* WORK TASK
In the listing below, repeat exactly every line from the first through the line containing "At the start: pressure", with nothing else.

* DATA SHOWN
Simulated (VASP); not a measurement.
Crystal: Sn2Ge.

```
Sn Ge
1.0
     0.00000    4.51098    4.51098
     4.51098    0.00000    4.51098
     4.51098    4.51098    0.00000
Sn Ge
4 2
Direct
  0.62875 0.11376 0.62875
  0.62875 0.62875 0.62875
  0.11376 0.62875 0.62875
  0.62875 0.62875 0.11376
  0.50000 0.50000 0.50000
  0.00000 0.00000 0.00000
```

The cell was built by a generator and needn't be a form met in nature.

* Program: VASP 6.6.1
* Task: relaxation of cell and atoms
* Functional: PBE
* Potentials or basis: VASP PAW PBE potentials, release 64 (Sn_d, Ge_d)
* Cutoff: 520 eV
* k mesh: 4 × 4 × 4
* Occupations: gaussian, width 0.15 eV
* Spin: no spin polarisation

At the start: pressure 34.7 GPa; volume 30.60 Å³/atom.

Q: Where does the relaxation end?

* TASK RESULT
Simulated (VASP); not a measurement.
Crystal: Sn2Ge.

```
Sn Ge
1.0
     0.00000    4.51098    4.51098
     4.51098    0.00000    4.51098
     4.51098    4.51098    0.00000
Sn Ge
4 2
Direct
  0.62875 0.11376 0.62875
  0.62875 0.62875 0.62875
  0.11376 0.62875 0.62875
  0.62875 0.62875 0.11376
  0.50000 0.50000 0.50000
  0.00000 0.00000 0.00000
```

The cell was built by a generator and needn't be a form met in nature.

* Program: VASP 6.6.1
* Task: relaxation of cell and atoms
* Functional: PBE
* Potentials or basis: VASP PAW PBE potentials, release 64 (Sn_d, Ge_d)
* Cutoff: 520 eV
* k mesh: 4 × 4 × 4
* Occupations: gaussian, width 0.15 eV
* Spin: no spin polarisation

At the start: pressure 34.7 GPa; volume 30.60 Å³/atom.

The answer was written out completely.